• GIVEN DATA
►
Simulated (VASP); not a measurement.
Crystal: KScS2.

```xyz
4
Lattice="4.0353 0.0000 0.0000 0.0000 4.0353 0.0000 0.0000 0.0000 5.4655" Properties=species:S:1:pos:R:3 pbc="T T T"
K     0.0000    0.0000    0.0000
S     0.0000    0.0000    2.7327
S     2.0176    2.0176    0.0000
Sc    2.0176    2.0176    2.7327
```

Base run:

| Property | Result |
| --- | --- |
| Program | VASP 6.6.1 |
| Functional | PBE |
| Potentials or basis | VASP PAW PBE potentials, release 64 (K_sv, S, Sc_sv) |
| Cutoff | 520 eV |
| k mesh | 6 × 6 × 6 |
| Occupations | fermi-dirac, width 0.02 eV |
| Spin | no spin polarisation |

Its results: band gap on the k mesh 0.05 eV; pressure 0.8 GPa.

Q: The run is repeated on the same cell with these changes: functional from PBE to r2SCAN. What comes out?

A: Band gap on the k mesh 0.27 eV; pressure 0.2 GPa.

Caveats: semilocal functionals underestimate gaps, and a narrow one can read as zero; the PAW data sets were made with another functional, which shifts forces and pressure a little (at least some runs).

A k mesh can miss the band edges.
◄

• BRIEF
Begin at the top of the records above and quote each line exactly, ending with the line that contains "Property | Result |".

• RESULT
Simulated (VASP); not a measurement.
Crystal: KScS2.

```xyz
4
Lattice="4.0353 0.0000 0.0000 0.0000 4.0353 0.0000 0.0000 0.0000 5.4655" Properties=species:S:1:pos:R:3 pbc="T T T"
K     0.0000    0.0000    0.0000
S     0.0000    0.0000    2.7327
S     2.0176    2.0176    0.0000
Sc    2.0176    2.0176    2.7327
```

Base run:

| Property | Result |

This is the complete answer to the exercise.